Requirement | Your answer must be the full listing, repeated word for word.

☆ ☆ ☆

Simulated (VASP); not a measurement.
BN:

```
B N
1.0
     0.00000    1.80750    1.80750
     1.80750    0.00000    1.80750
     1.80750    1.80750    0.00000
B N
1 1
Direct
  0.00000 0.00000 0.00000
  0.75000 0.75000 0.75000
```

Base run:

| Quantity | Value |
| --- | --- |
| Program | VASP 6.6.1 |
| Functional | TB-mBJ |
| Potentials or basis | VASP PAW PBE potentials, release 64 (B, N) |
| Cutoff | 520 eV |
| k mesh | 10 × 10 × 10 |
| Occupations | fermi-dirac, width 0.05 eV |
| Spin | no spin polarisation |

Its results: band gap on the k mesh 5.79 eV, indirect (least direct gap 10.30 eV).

☆ ☆ ☆

Worked solution |
Simulated (VASP); not a measurement.
BN:

```
B N
1.0
     0.00000    1.80750    1.80750
     1.80750    0.00000    1.80750
     1.80750    1.80750    0.00000
B N
1 1
Direct
  0.00000 0.00000 0.00000
  0.75000 0.75000 0.75000
```

Base run:

| Quantity | Value |
| --- | --- |
| Program | VASP 6.6.1 |
| Functional | TB-mBJ |
| Potentials or basis | VASP PAW PBE potentials, release 64 (B, N) |
| Cutoff | 520 eV |
| k mesh | 10 × 10 × 10 |
| Occupations | fermi-dirac, width 0.05 eV |
| Spin | no spin polarisation |

Its results: band gap on the k mesh 5.79 eV, indirect (least direct gap 10.30 eV).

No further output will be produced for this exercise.